<<<<

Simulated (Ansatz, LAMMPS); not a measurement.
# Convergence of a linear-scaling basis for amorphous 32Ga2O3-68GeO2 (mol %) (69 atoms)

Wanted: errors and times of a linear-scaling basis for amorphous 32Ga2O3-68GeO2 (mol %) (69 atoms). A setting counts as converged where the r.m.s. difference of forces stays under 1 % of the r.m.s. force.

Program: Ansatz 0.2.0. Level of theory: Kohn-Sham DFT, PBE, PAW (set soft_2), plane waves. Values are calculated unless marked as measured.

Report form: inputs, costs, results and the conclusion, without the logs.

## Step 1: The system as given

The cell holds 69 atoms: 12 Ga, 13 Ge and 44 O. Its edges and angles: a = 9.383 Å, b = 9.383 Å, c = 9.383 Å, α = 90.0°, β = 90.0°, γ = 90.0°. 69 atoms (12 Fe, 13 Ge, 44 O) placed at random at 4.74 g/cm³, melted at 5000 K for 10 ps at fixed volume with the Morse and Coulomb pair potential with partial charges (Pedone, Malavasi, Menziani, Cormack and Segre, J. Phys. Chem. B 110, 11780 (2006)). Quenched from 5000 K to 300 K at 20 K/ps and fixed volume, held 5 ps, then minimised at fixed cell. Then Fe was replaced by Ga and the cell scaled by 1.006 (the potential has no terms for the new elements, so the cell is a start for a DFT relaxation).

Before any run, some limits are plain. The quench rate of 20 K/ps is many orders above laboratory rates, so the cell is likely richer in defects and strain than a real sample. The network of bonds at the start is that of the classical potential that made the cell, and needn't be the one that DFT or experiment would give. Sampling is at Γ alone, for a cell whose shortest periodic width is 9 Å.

>>>>

- **Assigned task**: Transcribe, word for word, the data above from its first line through the line with "The cell holds", and include nothing else.

- **Written answer**:
Simulated (Ansatz, LAMMPS); not a measurement.
# Convergence of a linear-scaling basis for amorphous 32Ga2O3-68GeO2 (mol %) (69 atoms)

Wanted: errors and times of a linear-scaling basis for amorphous 32Ga2O3-68GeO2 (mol %) (69 atoms). A setting counts as converged where the r.m.s. difference of forces stays under 1 % of the r.m.s. force.

Program: Ansatz 0.2.0. Level of theory: Kohn-Sham DFT, PBE, PAW (set soft_2), plane waves. Values are calculated unless marked as measured.

Report form: inputs, costs, results and the conclusion, without the logs.

## Step 1: The system as given

The cell holds 69 atoms: 12 Ga, 13 Ge and 44 O. Its edges and angles: a = 9.383 Å, b = 9.383 Å, c = 9.383 Å, α = 90.0°, β = 90.0°, γ = 90.0°. 69 atoms (12 Fe, 13 Ge, 44 O) placed at random at 4.74 g/cm³, melted at 5000 K for 10 ps at fixed volume with the Morse and Coulomb pair potential with partial charges (Pedone, Malavasi, Menziani, Cormack and Segre, J. Phys. Chem. B 110, 11780 (2006)). Quenched from 5000 K to 300 K at 20 K/ps and fixed volume, held 5 ps, then minimised at fixed cell. Then Fe was replaced by Ga and the cell scaled by 1.006 (the potential has no terms for the new elements, so the cell is a start for a DFT relaxation).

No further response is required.